*** DATA LISTING ***

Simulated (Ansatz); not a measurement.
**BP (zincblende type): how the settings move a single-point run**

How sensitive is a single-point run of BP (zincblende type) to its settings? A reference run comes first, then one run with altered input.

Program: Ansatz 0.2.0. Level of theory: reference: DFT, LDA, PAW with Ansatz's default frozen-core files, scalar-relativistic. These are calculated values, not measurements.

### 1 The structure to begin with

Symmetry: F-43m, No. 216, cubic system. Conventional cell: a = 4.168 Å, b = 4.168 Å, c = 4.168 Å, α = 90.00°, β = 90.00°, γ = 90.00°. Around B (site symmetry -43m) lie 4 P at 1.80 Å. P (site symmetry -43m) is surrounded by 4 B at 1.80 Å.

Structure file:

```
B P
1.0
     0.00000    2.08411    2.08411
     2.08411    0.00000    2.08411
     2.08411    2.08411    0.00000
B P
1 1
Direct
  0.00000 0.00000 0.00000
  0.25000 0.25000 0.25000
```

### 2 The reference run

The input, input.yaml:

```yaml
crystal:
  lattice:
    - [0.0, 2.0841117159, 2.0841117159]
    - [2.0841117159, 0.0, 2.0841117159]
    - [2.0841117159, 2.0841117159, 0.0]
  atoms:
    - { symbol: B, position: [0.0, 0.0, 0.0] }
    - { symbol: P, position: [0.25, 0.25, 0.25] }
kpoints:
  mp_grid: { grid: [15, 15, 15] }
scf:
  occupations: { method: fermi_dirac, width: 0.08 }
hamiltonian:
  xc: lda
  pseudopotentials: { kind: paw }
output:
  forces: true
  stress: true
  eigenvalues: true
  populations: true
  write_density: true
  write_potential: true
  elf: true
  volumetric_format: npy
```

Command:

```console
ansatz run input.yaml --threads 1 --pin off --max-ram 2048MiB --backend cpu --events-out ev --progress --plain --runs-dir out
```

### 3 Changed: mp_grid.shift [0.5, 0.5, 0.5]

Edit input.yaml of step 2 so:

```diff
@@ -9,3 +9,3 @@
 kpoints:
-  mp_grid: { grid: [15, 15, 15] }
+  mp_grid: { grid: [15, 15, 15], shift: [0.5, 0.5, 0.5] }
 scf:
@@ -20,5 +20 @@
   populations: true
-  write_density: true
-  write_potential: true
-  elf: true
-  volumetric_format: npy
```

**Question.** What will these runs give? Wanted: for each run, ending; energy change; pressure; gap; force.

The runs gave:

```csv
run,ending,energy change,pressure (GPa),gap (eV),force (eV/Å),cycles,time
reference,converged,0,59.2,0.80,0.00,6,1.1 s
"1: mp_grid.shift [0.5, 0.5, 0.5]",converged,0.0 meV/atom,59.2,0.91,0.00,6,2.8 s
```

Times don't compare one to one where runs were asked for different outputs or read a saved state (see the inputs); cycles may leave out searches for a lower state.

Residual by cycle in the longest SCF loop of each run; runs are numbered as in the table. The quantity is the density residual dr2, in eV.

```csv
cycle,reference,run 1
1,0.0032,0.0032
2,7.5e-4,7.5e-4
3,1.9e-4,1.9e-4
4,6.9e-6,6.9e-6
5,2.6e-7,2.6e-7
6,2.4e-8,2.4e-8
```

*** End of DATA LISTING ***

__ACTION ITEM__: Transcribe the lines above between the line holding "How sensitive is" and the line holding "Program: Ansatz 0.2.0.", inclusive, exactly as they stand and with nothing added.

__SOLUTION__:
How sensitive is a single-point run of BP (zincblende type) to its settings? A reference run comes first, then one run with altered input.

Program: Ansatz 0.2.0. Level of theory: reference: DFT, LDA, PAW with Ansatz's default frozen-core files, scalar-relativistic. These are calculated values, not measurements.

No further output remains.